→ Material provided:
'''
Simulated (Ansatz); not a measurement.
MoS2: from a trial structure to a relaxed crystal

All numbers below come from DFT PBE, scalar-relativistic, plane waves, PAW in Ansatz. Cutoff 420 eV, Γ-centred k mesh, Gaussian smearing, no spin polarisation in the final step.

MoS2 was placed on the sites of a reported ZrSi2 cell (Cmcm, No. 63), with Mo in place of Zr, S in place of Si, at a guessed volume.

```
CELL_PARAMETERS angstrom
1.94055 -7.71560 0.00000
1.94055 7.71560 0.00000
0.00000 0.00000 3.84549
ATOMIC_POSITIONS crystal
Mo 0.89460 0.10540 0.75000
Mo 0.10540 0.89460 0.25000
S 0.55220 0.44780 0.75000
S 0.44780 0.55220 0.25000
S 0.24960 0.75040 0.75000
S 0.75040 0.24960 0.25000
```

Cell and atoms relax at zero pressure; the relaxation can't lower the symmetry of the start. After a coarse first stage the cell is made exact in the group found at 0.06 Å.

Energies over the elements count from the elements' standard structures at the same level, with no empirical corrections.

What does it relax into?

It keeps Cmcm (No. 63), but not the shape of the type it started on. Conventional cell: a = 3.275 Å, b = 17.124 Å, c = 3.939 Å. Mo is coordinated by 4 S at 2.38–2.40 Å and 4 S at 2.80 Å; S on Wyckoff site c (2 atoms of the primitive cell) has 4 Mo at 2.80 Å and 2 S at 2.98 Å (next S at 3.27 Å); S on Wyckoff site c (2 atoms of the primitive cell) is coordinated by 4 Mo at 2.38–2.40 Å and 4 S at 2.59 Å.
'''

→ Work task: Output the material above exactly, but only from the line that carries "Energies over the" through the line that carries "What does it relax into?".

→ Exercise response:
Energies over the elements count from the elements' standard structures at the same level, with no empirical corrections.

What does it relax into?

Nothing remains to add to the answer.